(Beginning of Excerpted records)

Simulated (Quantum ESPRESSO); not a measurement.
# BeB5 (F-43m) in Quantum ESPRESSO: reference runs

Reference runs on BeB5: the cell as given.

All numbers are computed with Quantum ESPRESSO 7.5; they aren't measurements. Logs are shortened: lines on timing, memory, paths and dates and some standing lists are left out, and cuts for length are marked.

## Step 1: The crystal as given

(End of Excerpted records)

● **Activity**:
The records above are to be reproduced exactly, with nothing left out.

● **Exercise result**:
Simulated (Quantum ESPRESSO); not a measurement.
# BeB5 (F-43m) in Quantum ESPRESSO: reference runs

Reference runs on BeB5: the cell as given.

All numbers are computed with Quantum ESPRESSO 7.5; they aren't measurements. Logs are shortened: lines on timing, memory, paths and dates and some standing lists are left out, and cuts for length are marked.

## Step 1: The crystal as given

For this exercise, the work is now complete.